__Exercise__: Starting at the top of the listing below, copy each line exactly, stopping after the line that contains "These are PBE".

__Available data__:
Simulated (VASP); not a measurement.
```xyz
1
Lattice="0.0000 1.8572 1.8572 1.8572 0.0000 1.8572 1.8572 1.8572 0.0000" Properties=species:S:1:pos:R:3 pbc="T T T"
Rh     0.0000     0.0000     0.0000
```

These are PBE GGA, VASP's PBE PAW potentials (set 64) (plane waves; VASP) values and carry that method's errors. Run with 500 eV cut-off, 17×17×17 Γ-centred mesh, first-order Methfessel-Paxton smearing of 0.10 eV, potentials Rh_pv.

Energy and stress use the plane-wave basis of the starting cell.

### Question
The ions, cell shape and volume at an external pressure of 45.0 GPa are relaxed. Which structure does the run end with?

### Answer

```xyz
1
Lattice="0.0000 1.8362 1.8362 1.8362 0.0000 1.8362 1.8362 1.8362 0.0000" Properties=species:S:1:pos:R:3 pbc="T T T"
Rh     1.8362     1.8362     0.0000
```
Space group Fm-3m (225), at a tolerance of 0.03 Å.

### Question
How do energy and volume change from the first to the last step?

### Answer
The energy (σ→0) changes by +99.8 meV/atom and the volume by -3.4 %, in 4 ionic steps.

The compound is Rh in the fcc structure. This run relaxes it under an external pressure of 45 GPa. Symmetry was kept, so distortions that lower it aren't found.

__Answer area__:
Simulated (VASP); not a measurement.
```xyz
1
Lattice="0.0000 1.8572 1.8572 1.8572 0.0000 1.8572 1.8572 1.8572 0.0000" Properties=species:S:1:pos:R:3 pbc="T T T"
Rh     0.0000     0.0000     0.0000
```

These are PBE GGA, VASP's PBE PAW potentials (set 64) (plane waves; VASP) values and carry that method's errors. Run with 500 eV cut-off, 17×17×17 Γ-centred mesh, first-order Methfessel-Paxton smearing of 0.10 eV, potentials Rh_pv.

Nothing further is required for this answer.